Exercise:
Reproduce exactly the lines below, from the first through the one containing "E(HF) = -301.66036 Eh.", and nothing more.

--- START ---
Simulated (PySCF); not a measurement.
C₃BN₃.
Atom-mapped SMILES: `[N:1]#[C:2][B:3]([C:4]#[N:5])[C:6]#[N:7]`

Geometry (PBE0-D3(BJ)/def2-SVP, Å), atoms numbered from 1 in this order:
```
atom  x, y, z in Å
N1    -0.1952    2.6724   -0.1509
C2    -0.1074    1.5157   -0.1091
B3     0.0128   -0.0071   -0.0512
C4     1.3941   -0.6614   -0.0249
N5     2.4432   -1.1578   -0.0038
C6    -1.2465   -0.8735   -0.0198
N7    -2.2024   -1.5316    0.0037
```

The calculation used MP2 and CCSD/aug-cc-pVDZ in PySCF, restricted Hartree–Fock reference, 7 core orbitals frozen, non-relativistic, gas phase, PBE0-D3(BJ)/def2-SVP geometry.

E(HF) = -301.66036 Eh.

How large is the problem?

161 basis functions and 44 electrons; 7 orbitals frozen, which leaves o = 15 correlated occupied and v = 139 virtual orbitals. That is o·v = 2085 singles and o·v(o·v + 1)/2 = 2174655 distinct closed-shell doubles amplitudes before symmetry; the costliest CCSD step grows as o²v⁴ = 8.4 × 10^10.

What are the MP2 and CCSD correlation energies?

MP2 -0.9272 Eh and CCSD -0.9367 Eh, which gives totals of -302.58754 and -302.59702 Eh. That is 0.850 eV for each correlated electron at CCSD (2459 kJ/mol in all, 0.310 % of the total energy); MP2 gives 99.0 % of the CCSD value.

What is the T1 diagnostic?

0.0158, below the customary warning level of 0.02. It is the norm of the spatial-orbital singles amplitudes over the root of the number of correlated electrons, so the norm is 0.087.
--- END ---

Answer space:
Simulated (PySCF); not a measurement.
C₃BN₃.
Atom-mapped SMILES: `[N:1]#[C:2][B:3]([C:4]#[N:5])[C:6]#[N:7]`

Geometry (PBE0-D3(BJ)/def2-SVP, Å), atoms numbered from 1 in this order:
```
atom  x, y, z in Å
N1    -0.1952    2.6724   -0.1509
C2    -0.1074    1.5157   -0.1091
B3     0.0128   -0.0071   -0.0512
C4     1.3941   -0.6614   -0.0249
N5     2.4432   -1.1578   -0.0038
C6    -1.2465   -0.8735   -0.0198
N7    -2.2024   -1.5316    0.0037
```

The calculation used MP2 and CCSD/aug-cc-pVDZ in PySCF, restricted Hartree–Fock reference, 7 core orbitals frozen, non-relativistic, gas phase, PBE0-D3(BJ)/def2-SVP geometry.

E(HF) = -301.66036 Eh.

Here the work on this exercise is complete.